● **Stored data**:
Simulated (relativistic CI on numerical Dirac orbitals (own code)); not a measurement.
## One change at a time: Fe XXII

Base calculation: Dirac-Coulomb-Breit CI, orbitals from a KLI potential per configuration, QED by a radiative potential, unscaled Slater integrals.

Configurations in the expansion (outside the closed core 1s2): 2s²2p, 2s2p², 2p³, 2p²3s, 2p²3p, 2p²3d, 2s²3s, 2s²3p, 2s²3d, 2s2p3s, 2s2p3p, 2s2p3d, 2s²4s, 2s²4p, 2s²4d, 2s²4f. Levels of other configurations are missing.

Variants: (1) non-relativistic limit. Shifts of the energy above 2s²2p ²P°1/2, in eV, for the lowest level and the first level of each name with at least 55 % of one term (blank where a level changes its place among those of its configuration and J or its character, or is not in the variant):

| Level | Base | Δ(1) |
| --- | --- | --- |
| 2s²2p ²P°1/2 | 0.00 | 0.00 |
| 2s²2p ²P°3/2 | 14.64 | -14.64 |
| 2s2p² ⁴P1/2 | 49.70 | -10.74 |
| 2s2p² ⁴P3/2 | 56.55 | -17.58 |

● **Work order**:
Word for word, write out each record shown above.

● **Answer box**:
Simulated (relativistic CI on numerical Dirac orbitals (own code)); not a measurement.
## One change at a time: Fe XXII

Base calculation: Dirac-Coulomb-Breit CI, orbitals from a KLI potential per configuration, QED by a radiative potential, unscaled Slater integrals.

Configurations in the expansion (outside the closed core 1s2): 2s²2p, 2s2p², 2p³, 2p²3s, 2p²3p, 2p²3d, 2s²3s, 2s²3p, 2s²3d, 2s2p3s, 2s2p3p, 2s2p3d, 2s²4s, 2s²4p, 2s²4d, 2s²4f. Levels of other configurations are missing.

Variants: (1) non-relativistic limit. Shifts of the energy above 2s²2p ²P°1/2, in eV, for the lowest level and the first level of each name with at least 55 % of one term (blank where a level changes its place among those of its configuration and J or its character, or is not in the variant):

| Level | Base | Δ(1) |
| --- | --- | --- |
| 2s²2p ²P°1/2 | 0.00 | 0.00 |
| 2s²2p ²P°3/2 | 14.64 | -14.64 |
| 2s2p² ⁴P1/2 | 49.70 | -10.74 |
| 2s2p² ⁴P3/2 | 56.55 | -17.58 |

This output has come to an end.